Reproduce word for word the lines between those holding "Occupations | fixed |" and "Caveats: this is", inclusive, and nothing else from the data below.

> **Data extract**
Start of Block
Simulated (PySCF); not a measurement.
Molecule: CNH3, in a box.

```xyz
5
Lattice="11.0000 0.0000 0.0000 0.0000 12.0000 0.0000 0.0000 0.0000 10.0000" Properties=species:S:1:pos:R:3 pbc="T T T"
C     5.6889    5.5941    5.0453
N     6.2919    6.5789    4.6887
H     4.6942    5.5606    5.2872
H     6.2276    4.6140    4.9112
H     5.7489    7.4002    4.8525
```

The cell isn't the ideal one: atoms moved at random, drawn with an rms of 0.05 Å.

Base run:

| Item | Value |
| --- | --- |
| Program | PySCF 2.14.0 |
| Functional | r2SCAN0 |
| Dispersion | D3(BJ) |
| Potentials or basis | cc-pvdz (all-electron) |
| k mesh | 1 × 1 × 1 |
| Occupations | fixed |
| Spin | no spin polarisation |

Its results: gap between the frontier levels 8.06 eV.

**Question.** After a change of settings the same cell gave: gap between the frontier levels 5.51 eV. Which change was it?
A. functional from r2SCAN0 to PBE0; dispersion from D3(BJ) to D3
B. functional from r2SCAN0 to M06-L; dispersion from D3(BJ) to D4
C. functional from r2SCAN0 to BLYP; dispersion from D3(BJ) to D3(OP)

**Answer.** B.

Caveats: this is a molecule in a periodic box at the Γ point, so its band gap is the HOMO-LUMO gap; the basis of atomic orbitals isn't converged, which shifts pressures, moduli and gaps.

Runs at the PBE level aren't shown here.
End of Block

> **Answer area**
| Occupations | fixed |
| Spin | no spin polarisation |

Its results: gap between the frontier levels 8.06 eV.

**Question.** After a change of settings the same cell gave: gap between the frontier levels 5.51 eV. Which change was it?
A. functional from r2SCAN0 to PBE0; dispersion from D3(BJ) to D3
B. functional from r2SCAN0 to M06-L; dispersion from D3(BJ) to D4
C. functional from r2SCAN0 to BLYP; dispersion from D3(BJ) to D3(OP)

**Answer.** B.

Caveats: this is a molecule in a periodic box at the Γ point, so its band gap is the HOMO-LUMO gap; the basis of atomic orbitals isn't converged, which shifts pressures, moduli and gaps.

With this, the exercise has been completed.